─── Supplied data

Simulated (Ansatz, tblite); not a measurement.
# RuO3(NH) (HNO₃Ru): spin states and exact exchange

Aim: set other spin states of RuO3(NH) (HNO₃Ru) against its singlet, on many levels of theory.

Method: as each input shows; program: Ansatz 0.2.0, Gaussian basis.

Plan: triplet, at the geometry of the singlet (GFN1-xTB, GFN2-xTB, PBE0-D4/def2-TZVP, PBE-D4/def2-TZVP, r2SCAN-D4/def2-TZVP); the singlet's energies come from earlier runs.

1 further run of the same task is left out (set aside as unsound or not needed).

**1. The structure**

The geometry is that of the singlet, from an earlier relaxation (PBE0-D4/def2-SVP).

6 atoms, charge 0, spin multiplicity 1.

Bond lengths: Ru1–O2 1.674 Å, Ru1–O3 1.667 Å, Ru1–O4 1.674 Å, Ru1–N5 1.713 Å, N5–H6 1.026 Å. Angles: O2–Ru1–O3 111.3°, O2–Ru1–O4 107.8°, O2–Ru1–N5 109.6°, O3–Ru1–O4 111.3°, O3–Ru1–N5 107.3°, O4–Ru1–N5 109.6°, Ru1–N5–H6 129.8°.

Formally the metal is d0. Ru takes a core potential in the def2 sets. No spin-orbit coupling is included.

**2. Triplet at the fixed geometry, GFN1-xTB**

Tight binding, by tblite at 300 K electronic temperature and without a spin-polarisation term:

──────

Assignment
Line by line, the listing above is to be transcribed exactly.

Your response
Simulated (Ansatz, tblite); not a measurement.
# RuO3(NH) (HNO₃Ru): spin states and exact exchange

Aim: set other spin states of RuO3(NH) (HNO₃Ru) against its singlet, on many levels of theory.

Method: as each input shows; program: Ansatz 0.2.0, Gaussian basis.

Plan: triplet, at the geometry of the singlet (GFN1-xTB, GFN2-xTB, PBE0-D4/def2-TZVP, PBE-D4/def2-TZVP, r2SCAN-D4/def2-TZVP); the singlet's energies come from earlier runs.

1 further run of the same task is left out (set aside as unsound or not needed).

**1. The structure**

The geometry is that of the singlet, from an earlier relaxation (PBE0-D4/def2-SVP).

6 atoms, charge 0, spin multiplicity 1.

Bond lengths: Ru1–O2 1.674 Å, Ru1–O3 1.667 Å, Ru1–O4 1.674 Å, Ru1–N5 1.713 Å, N5–H6 1.026 Å. Angles: O2–Ru1–O3 111.3°, O2–Ru1–O4 107.8°, O2–Ru1–N5 109.6°, O3–Ru1–O4 111.3°, O3–Ru1–N5 107.3°, O4–Ru1–N5 109.6°, Ru1–N5–H6 129.8°.

Formally the metal is d0. Ru takes a core potential in the def2 sets. No spin-orbit coupling is included.

**2. Triplet at the fixed geometry, GFN1-xTB**

Tight binding, by tblite at 300 K electronic temperature and without a spin-polarisation term:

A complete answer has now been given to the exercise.